▶ **Work task**: Reproduce the opening lines of the records exactly, up to and including the line in which "Functional | LDA |" occurs.

▶ **Recorded data**:
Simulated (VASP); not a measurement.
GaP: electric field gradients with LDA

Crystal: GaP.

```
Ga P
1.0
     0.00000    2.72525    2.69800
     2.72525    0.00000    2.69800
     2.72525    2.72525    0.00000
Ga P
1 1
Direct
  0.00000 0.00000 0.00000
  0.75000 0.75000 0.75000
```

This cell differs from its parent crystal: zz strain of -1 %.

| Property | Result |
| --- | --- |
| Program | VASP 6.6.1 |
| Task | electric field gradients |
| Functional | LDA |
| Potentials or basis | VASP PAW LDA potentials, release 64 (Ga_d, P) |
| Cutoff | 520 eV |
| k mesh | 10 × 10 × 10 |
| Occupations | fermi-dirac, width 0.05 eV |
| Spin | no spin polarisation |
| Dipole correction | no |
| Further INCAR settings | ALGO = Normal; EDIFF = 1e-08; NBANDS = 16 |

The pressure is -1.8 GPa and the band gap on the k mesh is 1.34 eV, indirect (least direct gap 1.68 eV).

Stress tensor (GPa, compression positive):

▶ **Exercise answer**:
Simulated (VASP); not a measurement.
GaP: electric field gradients with LDA

Crystal: GaP.

```
Ga P
1.0
     0.00000    2.72525    2.69800
     2.72525    0.00000    2.69800
     2.72525    2.72525    0.00000
Ga P
1 1
Direct
  0.00000 0.00000 0.00000
  0.75000 0.75000 0.75000
```

This cell differs from its parent crystal: zz strain of -1 %.

| Property | Result |
| --- | --- |
| Program | VASP 6.6.1 |
| Task | electric field gradients |
| Functional | LDA |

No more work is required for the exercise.